- Opening Delimiter -
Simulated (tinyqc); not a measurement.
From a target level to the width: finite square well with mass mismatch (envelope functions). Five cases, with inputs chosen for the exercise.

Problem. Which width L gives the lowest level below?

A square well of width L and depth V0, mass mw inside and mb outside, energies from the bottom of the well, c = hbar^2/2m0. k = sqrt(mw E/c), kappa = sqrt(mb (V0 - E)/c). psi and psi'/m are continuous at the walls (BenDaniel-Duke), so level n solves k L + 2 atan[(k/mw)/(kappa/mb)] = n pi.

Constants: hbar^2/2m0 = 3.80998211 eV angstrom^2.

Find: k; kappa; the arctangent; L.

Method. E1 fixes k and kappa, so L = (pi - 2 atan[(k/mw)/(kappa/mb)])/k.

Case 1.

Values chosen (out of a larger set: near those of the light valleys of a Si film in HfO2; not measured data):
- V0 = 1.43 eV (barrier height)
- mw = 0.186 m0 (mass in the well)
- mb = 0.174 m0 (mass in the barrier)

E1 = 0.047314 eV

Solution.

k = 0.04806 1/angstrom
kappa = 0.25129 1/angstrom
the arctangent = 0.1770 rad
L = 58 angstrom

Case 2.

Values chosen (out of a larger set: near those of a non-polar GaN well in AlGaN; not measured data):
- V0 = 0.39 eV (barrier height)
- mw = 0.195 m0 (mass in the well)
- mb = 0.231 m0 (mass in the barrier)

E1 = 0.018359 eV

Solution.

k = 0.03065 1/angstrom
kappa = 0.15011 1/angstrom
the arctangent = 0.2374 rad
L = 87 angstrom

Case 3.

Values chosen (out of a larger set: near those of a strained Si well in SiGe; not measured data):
- Closing Delimiter -

(Action item) Nothing in the records should be altered when they are written out again.

(Written response)
Simulated (tinyqc); not a measurement.
From a target level to the width: finite square well with mass mismatch (envelope functions). Five cases, with inputs chosen for the exercise.

Problem. Which width L gives the lowest level below?

A square well of width L and depth V0, mass mw inside and mb outside, energies from the bottom of the well, c = hbar^2/2m0. k = sqrt(mw E/c), kappa = sqrt(mb (V0 - E)/c). psi and psi'/m are continuous at the walls (BenDaniel-Duke), so level n solves k L + 2 atan[(k/mw)/(kappa/mb)] = n pi.

Constants: hbar^2/2m0 = 3.80998211 eV angstrom^2.

Find: k; kappa; the arctangent; L.

Method. E1 fixes k and kappa, so L = (pi - 2 atan[(k/mw)/(kappa/mb)])/k.

Case 1.

Values chosen (out of a larger set: near those of the light valleys of a Si film in HfO2; not measured data):
- V0 = 1.43 eV (barrier height)
- mw = 0.186 m0 (mass in the well)
- mb = 0.174 m0 (mass in the barrier)

E1 = 0.047314 eV

Solution.

k = 0.04806 1/angstrom
kappa = 0.25129 1/angstrom
the arctangent = 0.1770 rad
L = 58 angstrom

Case 2.

Values chosen (out of a larger set: near those of a non-polar GaN well in AlGaN; not measured data):
- V0 = 0.39 eV (barrier height)
- mw = 0.195 m0 (mass in the well)
- mb = 0.231 m0 (mass in the barrier)

E1 = 0.018359 eV

Solution.

k = 0.03065 1/angstrom
kappa = 0.15011 1/angstrom
the arctangent = 0.2374 rad
L = 87 angstrom

Case 3.

Values chosen (out of a larger set: near those of a strained Si well in SiGe; not measured data):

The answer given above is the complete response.